> [ACTIVITY]
Within the listing below, the lines to output run from the one containing "- The geometry" through the one containing "- def2 sets"; copy them exactly and nothing else.

> [STORED DATA]
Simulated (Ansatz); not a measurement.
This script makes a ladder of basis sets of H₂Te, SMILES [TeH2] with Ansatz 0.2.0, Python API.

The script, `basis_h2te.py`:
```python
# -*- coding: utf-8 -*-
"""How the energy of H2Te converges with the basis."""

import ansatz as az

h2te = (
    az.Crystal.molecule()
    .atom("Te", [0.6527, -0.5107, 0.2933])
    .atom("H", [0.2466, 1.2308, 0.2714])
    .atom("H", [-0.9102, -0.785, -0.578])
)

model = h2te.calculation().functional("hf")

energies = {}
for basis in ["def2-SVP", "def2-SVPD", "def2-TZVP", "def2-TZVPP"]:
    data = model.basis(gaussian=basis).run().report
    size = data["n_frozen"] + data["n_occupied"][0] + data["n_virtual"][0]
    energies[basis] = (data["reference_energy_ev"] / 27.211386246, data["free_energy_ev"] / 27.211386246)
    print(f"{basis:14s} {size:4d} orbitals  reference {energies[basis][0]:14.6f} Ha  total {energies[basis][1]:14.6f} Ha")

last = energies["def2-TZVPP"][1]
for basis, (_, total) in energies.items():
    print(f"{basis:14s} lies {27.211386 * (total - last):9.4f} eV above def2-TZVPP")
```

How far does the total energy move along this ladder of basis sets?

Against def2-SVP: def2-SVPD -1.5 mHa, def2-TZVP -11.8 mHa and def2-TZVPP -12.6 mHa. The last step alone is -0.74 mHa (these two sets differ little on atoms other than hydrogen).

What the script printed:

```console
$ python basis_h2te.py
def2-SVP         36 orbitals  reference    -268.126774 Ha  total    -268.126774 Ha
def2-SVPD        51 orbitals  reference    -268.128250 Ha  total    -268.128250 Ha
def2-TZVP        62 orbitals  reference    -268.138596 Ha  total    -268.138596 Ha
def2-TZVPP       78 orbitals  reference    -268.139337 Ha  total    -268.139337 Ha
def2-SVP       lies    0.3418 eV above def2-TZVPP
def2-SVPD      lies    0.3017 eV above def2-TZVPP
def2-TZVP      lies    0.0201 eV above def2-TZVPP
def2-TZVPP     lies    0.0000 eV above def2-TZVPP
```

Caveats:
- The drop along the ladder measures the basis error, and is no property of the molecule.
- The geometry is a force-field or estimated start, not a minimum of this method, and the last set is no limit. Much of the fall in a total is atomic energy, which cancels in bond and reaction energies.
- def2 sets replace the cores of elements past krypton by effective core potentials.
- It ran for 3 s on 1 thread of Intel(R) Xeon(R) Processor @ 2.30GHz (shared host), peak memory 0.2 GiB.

> [ANSWER BOX]
- The geometry is a force-field or estimated start, not a minimum of this method, and the last set is no limit. Much of the fall in a total is atomic energy, which cancels in bond and reaction energies.
- def2 sets replace the cores of elements past krypton by effective core potentials.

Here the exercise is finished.